TASK ITEM:
Take every entry below and copy it out word for word.

-=-=-=-=-
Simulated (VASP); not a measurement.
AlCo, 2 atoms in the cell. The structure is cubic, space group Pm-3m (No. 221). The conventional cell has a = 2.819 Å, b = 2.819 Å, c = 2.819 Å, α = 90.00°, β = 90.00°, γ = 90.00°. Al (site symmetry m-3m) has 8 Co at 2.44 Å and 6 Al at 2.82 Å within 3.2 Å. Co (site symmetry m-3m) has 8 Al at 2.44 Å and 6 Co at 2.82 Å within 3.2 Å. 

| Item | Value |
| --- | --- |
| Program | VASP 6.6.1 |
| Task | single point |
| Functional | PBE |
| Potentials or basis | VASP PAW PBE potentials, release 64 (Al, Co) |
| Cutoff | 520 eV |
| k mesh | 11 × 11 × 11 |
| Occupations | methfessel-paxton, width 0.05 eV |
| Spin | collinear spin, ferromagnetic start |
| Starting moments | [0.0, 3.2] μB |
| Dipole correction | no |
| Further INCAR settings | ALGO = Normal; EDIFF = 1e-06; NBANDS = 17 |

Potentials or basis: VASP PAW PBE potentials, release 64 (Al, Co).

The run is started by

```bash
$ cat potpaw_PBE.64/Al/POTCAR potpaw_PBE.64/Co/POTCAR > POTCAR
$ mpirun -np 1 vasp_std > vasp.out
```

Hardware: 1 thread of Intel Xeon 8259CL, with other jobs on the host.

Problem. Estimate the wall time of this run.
-=-=-=-=-

RESULT:
Simulated (VASP); not a measurement.
AlCo, 2 atoms in the cell. The structure is cubic, space group Pm-3m (No. 221). The conventional cell has a = 2.819 Å, b = 2.819 Å, c = 2.819 Å, α = 90.00°, β = 90.00°, γ = 90.00°. Al (site symmetry m-3m) has 8 Co at 2.44 Å and 6 Al at 2.82 Å within 3.2 Å. Co (site symmetry m-3m) has 8 Al at 2.44 Å and 6 Co at 2.82 Å within 3.2 Å. 

| Item | Value |
| --- | --- |
| Program | VASP 6.6.1 |
| Task | single point |
| Functional | PBE |
| Potentials or basis | VASP PAW PBE potentials, release 64 (Al, Co) |
| Cutoff | 520 eV |
| k mesh | 11 × 11 × 11 |
| Occupations | methfessel-paxton, width 0.05 eV |
| Spin | collinear spin, ferromagnetic start |
| Starting moments | [0.0, 3.2] μB |
| Dipole correction | no |
| Further INCAR settings | ALGO = Normal; EDIFF = 1e-06; NBANDS = 17 |

Potentials or basis: VASP PAW PBE potentials, release 64 (Al, Co).

The run is started by

```bash
$ cat potpaw_PBE.64/Al/POTCAR potpaw_PBE.64/Co/POTCAR > POTCAR
$ mpirun -np 1 vasp_std > vasp.out
```

Hardware: 1 thread of Intel Xeon 8259CL, with other jobs on the host.

Problem. Estimate the wall time of this run.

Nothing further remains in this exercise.